→ Work instruction: What you return must be every line from the beginning of the data through the line holding "0.01 eV | 3.94 | 0.6 |", unchanged.

*** Listed entries

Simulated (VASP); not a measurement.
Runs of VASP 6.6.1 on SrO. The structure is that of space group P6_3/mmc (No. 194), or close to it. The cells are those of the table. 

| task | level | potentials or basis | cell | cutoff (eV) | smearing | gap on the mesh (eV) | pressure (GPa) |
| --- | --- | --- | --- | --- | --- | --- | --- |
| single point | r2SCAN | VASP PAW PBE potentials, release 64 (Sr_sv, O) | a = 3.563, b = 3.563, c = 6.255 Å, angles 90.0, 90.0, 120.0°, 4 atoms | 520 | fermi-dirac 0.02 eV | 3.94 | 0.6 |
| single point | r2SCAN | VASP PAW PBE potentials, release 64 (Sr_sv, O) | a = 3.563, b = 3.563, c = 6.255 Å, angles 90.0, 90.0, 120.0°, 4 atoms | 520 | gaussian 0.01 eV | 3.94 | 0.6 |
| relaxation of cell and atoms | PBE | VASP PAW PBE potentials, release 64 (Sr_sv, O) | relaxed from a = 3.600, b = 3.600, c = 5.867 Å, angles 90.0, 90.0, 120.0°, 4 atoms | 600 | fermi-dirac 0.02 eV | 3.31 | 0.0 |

******

→ Answer space:
Simulated (VASP); not a measurement.
Runs of VASP 6.6.1 on SrO. The structure is that of space group P6_3/mmc (No. 194), or close to it. The cells are those of the table. 

| task | level | potentials or basis | cell | cutoff (eV) | smearing | gap on the mesh (eV) | pressure (GPa) |
| --- | --- | --- | --- | --- | --- | --- | --- |
| single point | r2SCAN | VASP PAW PBE potentials, release 64 (Sr_sv, O) | a = 3.563, b = 3.563, c = 6.255 Å, angles 90.0, 90.0, 120.0°, 4 atoms | 520 | fermi-dirac 0.02 eV | 3.94 | 0.6 |
| single point | r2SCAN | VASP PAW PBE potentials, release 64 (Sr_sv, O) | a = 3.563, b = 3.563, c = 6.255 Å, angles 90.0, 90.0, 120.0°, 4 atoms | 520 | gaussian 0.01 eV | 3.94 | 0.6 |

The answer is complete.